## STORED DATA
•••

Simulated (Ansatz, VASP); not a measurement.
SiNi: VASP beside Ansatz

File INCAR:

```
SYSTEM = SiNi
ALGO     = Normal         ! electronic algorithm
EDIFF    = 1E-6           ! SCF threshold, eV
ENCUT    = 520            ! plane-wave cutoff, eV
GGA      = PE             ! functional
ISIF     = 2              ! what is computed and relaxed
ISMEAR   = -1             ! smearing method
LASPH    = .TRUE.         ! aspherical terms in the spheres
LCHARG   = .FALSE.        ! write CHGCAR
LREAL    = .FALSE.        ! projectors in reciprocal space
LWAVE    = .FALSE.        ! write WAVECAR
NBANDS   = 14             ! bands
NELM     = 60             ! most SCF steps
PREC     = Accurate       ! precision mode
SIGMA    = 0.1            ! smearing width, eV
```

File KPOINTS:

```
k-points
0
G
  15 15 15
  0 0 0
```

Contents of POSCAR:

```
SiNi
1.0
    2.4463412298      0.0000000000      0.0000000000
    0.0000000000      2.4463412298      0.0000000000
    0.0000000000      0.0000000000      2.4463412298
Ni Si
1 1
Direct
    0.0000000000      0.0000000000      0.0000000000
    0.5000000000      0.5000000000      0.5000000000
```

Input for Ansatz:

•••

## WORK INSTRUCTION
An exact copy of every record above is what's needed here.

## EXERCISE OUTPUT
Simulated (Ansatz, VASP); not a measurement.
SiNi: VASP beside Ansatz

File INCAR:

```
SYSTEM = SiNi
ALGO     = Normal         ! electronic algorithm
EDIFF    = 1E-6           ! SCF threshold, eV
ENCUT    = 520            ! plane-wave cutoff, eV
GGA      = PE             ! functional
ISIF     = 2              ! what is computed and relaxed
ISMEAR   = -1             ! smearing method
LASPH    = .TRUE.         ! aspherical terms in the spheres
LCHARG   = .FALSE.        ! write CHGCAR
LREAL    = .FALSE.        ! projectors in reciprocal space
LWAVE    = .FALSE.        ! write WAVECAR
NBANDS   = 14             ! bands
NELM     = 60             ! most SCF steps
PREC     = Accurate       ! precision mode
SIGMA    = 0.1            ! smearing width, eV
```

File KPOINTS:

```
k-points
0
G
  15 15 15
  0 0 0
```

Contents of POSCAR:

```
SiNi
1.0
    2.4463412298      0.0000000000      0.0000000000
    0.0000000000      2.4463412298      0.0000000000
    0.0000000000      0.0000000000      2.4463412298
Ni Si
1 1
Direct
    0.0000000000      0.0000000000      0.0000000000
    0.5000000000      0.5000000000      0.5000000000
```

Input for Ansatz:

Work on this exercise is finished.